• WORK REQUEST:
Only the lines from the one containing "Gaps are the" through the one containing "Spin-orbit coupling is" should be printed, exactly as they appear below, with both ends included.

• DATA EXTRACTS:
- - -
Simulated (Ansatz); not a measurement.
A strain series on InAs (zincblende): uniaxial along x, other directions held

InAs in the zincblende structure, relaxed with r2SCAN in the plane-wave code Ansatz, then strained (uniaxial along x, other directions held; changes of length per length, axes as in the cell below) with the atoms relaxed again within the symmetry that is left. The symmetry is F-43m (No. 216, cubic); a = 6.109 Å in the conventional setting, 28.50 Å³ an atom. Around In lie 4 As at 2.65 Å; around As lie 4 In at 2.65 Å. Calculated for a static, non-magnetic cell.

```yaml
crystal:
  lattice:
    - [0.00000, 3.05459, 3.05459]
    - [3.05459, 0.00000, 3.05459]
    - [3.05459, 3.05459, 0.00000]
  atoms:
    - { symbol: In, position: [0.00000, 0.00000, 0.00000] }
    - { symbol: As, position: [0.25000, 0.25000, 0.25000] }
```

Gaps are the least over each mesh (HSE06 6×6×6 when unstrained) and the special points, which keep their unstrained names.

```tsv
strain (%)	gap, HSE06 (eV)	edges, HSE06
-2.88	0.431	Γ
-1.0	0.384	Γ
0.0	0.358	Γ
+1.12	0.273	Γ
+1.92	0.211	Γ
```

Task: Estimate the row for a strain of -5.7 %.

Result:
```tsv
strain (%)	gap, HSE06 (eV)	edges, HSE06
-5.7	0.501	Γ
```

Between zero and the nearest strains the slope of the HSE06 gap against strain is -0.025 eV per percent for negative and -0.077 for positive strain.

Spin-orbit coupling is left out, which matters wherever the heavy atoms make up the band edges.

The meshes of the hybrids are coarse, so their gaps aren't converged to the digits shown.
- - -

• WRITTEN SOLUTION:
Gaps are the least over each mesh (HSE06 6×6×6 when unstrained) and the special points, which keep their unstrained names.

```tsv
strain (%)	gap, HSE06 (eV)	edges, HSE06
-2.88	0.431	Γ
-1.0	0.384	Γ
0.0	0.358	Γ
+1.12	0.273	Γ
+1.92	0.211	Γ
```

Task: Estimate the row for a strain of -5.7 %.

Result:
```tsv
strain (%)	gap, HSE06 (eV)	edges, HSE06
-5.7	0.501	Γ
```

Between zero and the nearest strains the slope of the HSE06 gap against strain is -0.025 eV per percent for negative and -0.077 for positive strain.

Spin-orbit coupling is left out, which matters wherever the heavy atoms make up the band edges.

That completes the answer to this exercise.